■ Work request: Word for word, reproduce every line of the data.

*** Material shown ***

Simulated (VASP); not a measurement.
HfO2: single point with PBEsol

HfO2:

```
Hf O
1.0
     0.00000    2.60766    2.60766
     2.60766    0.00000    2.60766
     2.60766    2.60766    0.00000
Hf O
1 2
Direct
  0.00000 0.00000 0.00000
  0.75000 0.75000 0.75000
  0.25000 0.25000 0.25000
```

*** End of Material shown ***

■ Response area:
Simulated (VASP); not a measurement.
HfO2: single point with PBEsol

HfO2:

```
Hf O
1.0
     0.00000    2.60766    2.60766
     2.60766    0.00000    2.60766
     2.60766    2.60766    0.00000
Hf O
1 2
Direct
  0.00000 0.00000 0.00000
  0.75000 0.75000 0.75000
  0.25000 0.25000 0.25000
```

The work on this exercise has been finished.